* [Required action] Please write out, exactly, every line of the listing from its first line through the one that includes "0.1 eV | none | 0.0 |".

* [Data shown]
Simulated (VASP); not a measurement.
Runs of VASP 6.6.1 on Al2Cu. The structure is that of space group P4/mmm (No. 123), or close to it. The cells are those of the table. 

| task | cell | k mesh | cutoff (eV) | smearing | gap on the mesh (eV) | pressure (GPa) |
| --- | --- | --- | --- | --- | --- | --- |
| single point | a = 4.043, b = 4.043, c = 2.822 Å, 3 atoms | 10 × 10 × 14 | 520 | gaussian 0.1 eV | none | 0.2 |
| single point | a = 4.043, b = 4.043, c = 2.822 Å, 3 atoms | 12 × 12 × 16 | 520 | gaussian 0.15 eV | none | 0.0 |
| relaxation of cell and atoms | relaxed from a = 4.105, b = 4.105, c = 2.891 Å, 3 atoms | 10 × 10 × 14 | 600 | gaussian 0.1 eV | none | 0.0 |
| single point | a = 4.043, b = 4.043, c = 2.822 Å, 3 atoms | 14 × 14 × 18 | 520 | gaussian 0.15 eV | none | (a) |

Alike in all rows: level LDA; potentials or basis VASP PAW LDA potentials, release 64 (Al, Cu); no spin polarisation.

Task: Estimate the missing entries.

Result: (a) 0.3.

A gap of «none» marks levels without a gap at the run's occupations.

* [Your solution]
Simulated (VASP); not a measurement.
Runs of VASP 6.6.1 on Al2Cu. The structure is that of space group P4/mmm (No. 123), or close to it. The cells are those of the table. 

| task | cell | k mesh | cutoff (eV) | smearing | gap on the mesh (eV) | pressure (GPa) |
| --- | --- | --- | --- | --- | --- | --- |
| single point | a = 4.043, b = 4.043, c = 2.822 Å, 3 atoms | 10 × 10 × 14 | 520 | gaussian 0.1 eV | none | 0.2 |
| single point | a = 4.043, b = 4.043, c = 2.822 Å, 3 atoms | 12 × 12 × 16 | 520 | gaussian 0.15 eV | none | 0.0 |
| relaxation of cell and atoms | relaxed from a = 4.105, b = 4.105, c = 2.891 Å, 3 atoms | 10 × 10 × 14 | 600 | gaussian 0.1 eV | none | 0.0 |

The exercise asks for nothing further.